== Assignment ==
In the material below, transcribe every line from the first through the line holding "A k mesh can", exactly, and stop after that line.

== Extracted entries ==
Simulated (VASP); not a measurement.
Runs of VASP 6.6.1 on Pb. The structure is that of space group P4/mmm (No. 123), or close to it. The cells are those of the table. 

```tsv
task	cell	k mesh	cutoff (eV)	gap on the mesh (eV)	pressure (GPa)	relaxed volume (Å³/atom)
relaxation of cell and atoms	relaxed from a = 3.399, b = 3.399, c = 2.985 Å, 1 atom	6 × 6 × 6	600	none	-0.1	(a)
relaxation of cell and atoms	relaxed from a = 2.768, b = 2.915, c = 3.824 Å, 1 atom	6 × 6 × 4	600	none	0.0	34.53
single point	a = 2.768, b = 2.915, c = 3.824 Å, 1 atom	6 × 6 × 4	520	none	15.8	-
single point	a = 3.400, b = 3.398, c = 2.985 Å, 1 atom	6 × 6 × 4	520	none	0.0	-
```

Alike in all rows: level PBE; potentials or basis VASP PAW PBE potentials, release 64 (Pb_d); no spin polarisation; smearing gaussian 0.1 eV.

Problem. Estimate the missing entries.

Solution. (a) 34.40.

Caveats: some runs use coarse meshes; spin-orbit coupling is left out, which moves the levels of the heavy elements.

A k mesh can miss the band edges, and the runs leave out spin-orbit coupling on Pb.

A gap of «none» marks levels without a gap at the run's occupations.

== Task result ==
Simulated (VASP); not a measurement.
Runs of VASP 6.6.1 on Pb. The structure is that of space group P4/mmm (No. 123), or close to it. The cells are those of the table. 

```tsv
task	cell	k mesh	cutoff (eV)	gap on the mesh (eV)	pressure (GPa)	relaxed volume (Å³/atom)
relaxation of cell and atoms	relaxed from a = 3.399, b = 3.399, c = 2.985 Å, 1 atom	6 × 6 × 6	600	none	-0.1	(a)
relaxation of cell and atoms	relaxed from a = 2.768, b = 2.915, c = 3.824 Å, 1 atom	6 × 6 × 4	600	none	0.0	34.53
single point	a = 2.768, b = 2.915, c = 3.824 Å, 1 atom	6 × 6 × 4	520	none	15.8	-
single point	a = 3.400, b = 3.398, c = 2.985 Å, 1 atom	6 × 6 × 4	520	none	0.0	-
```

Alike in all rows: level PBE; potentials or basis VASP PAW PBE potentials, release 64 (Pb_d); no spin polarisation; smearing gaussian 0.1 eV.

Problem. Estimate the missing entries.

Solution. (a) 34.40.

Caveats: some runs use coarse meshes; spin-orbit coupling is left out, which moves the levels of the heavy elements.

A k mesh can miss the band edges, and the runs leave out spin-orbit coupling on Pb.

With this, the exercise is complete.